Given entries ::
....
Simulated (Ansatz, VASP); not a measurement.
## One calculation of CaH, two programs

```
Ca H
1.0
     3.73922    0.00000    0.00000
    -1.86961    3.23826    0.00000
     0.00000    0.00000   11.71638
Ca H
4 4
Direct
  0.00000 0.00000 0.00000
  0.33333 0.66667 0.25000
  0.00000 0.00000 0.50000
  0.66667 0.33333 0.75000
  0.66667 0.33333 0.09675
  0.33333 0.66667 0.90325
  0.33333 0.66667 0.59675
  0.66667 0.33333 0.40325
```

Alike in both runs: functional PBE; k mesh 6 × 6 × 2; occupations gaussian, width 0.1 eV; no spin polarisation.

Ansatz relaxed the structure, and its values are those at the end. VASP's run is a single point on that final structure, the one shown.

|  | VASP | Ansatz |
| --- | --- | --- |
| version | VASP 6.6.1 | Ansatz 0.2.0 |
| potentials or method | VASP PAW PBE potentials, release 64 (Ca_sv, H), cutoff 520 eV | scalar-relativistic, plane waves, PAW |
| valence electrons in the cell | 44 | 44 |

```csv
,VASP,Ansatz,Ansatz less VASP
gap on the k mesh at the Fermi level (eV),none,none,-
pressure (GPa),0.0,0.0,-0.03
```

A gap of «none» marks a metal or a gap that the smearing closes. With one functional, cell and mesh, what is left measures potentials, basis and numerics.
....

Required action :: Your answer must be the lines from the first line of the records through the line containing "Ansatz 0.2.0 |", copied exactly.

Task output ::
Simulated (Ansatz, VASP); not a measurement.
## One calculation of CaH, two programs

```
Ca H
1.0
     3.73922    0.00000    0.00000
    -1.86961    3.23826    0.00000
     0.00000    0.00000   11.71638
Ca H
4 4
Direct
  0.00000 0.00000 0.00000
  0.33333 0.66667 0.25000
  0.00000 0.00000 0.50000
  0.66667 0.33333 0.75000
  0.66667 0.33333 0.09675
  0.33333 0.66667 0.90325
  0.33333 0.66667 0.59675
  0.66667 0.33333 0.40325
```

Alike in both runs: functional PBE; k mesh 6 × 6 × 2; occupations gaussian, width 0.1 eV; no spin polarisation.

Ansatz relaxed the structure, and its values are those at the end. VASP's run is a single point on that final structure, the one shown.

|  | VASP | Ansatz |
| --- | --- | --- |
| version | VASP 6.6.1 | Ansatz 0.2.0 |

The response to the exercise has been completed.